- - -

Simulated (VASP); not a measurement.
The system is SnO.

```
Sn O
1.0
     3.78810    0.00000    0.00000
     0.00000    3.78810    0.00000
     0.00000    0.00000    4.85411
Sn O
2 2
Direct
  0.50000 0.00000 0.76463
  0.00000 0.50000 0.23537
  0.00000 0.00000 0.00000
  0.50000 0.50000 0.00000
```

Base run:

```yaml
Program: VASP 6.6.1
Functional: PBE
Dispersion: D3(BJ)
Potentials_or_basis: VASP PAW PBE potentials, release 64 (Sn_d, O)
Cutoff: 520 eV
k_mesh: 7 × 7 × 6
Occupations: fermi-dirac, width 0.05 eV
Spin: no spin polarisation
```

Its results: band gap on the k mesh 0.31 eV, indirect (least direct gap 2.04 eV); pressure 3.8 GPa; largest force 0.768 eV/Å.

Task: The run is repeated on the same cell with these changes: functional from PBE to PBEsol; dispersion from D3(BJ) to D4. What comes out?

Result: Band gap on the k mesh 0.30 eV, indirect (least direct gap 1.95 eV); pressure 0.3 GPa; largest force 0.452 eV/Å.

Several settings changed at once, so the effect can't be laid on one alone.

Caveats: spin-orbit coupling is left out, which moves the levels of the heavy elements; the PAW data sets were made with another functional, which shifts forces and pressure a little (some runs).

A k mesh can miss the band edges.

- - -

ACTIVITY:
Only the lines from the opening of the material through the line with "Several settings changed" should be echoed, exactly as written.

RESPONSE BOX:
Simulated (VASP); not a measurement.
The system is SnO.

```
Sn O
1.0
     3.78810    0.00000    0.00000
     0.00000    3.78810    0.00000
     0.00000    0.00000    4.85411
Sn O
2 2
Direct
  0.50000 0.00000 0.76463
  0.00000 0.50000 0.23537
  0.00000 0.00000 0.00000
  0.50000 0.50000 0.00000
```

Base run:

```yaml
Program: VASP 6.6.1
Functional: PBE
Dispersion: D3(BJ)
Potentials_or_basis: VASP PAW PBE potentials, release 64 (Sn_d, O)
Cutoff: 520 eV
k_mesh: 7 × 7 × 6
Occupations: fermi-dirac, width 0.05 eV
Spin: no spin polarisation
```

Its results: band gap on the k mesh 0.31 eV, indirect (least direct gap 2.04 eV); pressure 3.8 GPa; largest force 0.768 eV/Å.

Task: The run is repeated on the same cell with these changes: functional from PBE to PBEsol; dispersion from D3(BJ) to D4. What comes out?

Result: Band gap on the k mesh 0.30 eV, indirect (least direct gap 1.95 eV); pressure 0.3 GPa; largest force 0.452 eV/Å.

Several settings changed at once, so the effect can't be laid on one alone.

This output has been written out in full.